Work order:
Find the line with "Alike in both" in the records below. Copy it and every line after it, up to and including the line with "Answer: gap on".

Input data:
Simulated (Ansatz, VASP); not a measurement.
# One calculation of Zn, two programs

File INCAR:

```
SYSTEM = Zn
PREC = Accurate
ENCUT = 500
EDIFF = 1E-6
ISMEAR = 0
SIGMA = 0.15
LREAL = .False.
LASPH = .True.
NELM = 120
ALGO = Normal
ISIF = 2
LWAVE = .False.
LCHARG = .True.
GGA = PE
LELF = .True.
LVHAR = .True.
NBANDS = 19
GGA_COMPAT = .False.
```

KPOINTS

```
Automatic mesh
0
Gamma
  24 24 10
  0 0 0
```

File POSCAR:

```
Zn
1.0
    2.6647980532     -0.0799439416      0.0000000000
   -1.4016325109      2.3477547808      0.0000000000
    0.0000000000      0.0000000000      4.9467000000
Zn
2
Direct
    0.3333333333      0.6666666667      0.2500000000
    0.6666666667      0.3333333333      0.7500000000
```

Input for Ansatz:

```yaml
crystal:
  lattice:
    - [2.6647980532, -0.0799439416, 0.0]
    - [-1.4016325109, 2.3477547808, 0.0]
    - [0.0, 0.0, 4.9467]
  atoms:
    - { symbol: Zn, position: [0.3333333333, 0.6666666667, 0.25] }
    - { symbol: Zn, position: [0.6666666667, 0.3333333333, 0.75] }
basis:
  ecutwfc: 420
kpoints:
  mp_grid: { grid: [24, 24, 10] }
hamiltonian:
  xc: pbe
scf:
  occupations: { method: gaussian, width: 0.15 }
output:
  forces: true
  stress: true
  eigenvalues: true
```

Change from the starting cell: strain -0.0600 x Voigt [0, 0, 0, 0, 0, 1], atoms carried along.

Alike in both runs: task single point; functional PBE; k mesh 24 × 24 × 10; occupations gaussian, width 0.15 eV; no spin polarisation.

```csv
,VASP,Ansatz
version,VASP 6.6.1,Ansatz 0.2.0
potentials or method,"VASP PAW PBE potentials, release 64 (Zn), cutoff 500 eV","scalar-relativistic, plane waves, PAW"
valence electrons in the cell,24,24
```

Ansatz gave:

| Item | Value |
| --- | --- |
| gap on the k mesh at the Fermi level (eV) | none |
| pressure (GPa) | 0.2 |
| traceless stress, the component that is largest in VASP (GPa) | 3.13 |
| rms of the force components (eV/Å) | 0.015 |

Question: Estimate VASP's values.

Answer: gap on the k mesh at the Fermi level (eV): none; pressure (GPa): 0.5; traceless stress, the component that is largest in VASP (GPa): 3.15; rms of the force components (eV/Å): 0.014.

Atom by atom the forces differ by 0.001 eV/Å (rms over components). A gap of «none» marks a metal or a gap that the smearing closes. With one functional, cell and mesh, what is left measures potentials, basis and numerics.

Exercise response:
Alike in both runs: task single point; functional PBE; k mesh 24 × 24 × 10; occupations gaussian, width 0.15 eV; no spin polarisation.

```csv
,VASP,Ansatz
version,VASP 6.6.1,Ansatz 0.2.0
potentials or method,"VASP PAW PBE potentials, release 64 (Zn), cutoff 500 eV","scalar-relativistic, plane waves, PAW"
valence electrons in the cell,24,24
```

Ansatz gave:

| Item | Value |
| --- | --- |
| gap on the k mesh at the Fermi level (eV) | none |
| pressure (GPa) | 0.2 |
| traceless stress, the component that is largest in VASP (GPa) | 3.13 |
| rms of the force components (eV/Å) | 0.015 |

Question: Estimate VASP's values.

Answer: gap on the k mesh at the Fermi level (eV): none; pressure (GPa): 0.5; traceless stress, the component that is largest in VASP (GPa): 3.15; rms of the force components (eV/Å): 0.014.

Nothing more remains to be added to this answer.